Output the data that follows, keeping every line identical.

** Opening LISTED RECORDS block **
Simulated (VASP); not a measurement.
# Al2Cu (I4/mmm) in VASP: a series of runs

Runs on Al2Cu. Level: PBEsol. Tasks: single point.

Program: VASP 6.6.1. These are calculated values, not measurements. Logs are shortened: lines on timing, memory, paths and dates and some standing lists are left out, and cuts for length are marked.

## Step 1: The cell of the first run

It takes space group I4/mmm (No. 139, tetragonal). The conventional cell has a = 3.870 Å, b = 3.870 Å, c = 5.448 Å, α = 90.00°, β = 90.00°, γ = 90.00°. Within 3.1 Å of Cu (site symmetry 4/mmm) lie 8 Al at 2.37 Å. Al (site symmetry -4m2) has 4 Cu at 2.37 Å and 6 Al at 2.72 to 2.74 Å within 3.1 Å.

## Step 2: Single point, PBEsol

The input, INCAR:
** Closing LISTED RECORDS block **

## TASK ANSWER
Simulated (VASP); not a measurement.
# Al2Cu (I4/mmm) in VASP: a series of runs

Runs on Al2Cu. Level: PBEsol. Tasks: single point.

Program: VASP 6.6.1. These are calculated values, not measurements. Logs are shortened: lines on timing, memory, paths and dates and some standing lists are left out, and cuts for length are marked.

## Step 1: The cell of the first run

It takes space group I4/mmm (No. 139, tetragonal). The conventional cell has a = 3.870 Å, b = 3.870 Å, c = 5.448 Å, α = 90.00°, β = 90.00°, γ = 90.00°. Within 3.1 Å of Cu (site symmetry 4/mmm) lie 8 Al at 2.37 Å. Al (site symmetry -4m2) has 4 Cu at 2.37 Å and 6 Al at 2.72 to 2.74 Å within 3.1 Å.

## Step 2: Single point, PBEsol

The input, INCAR:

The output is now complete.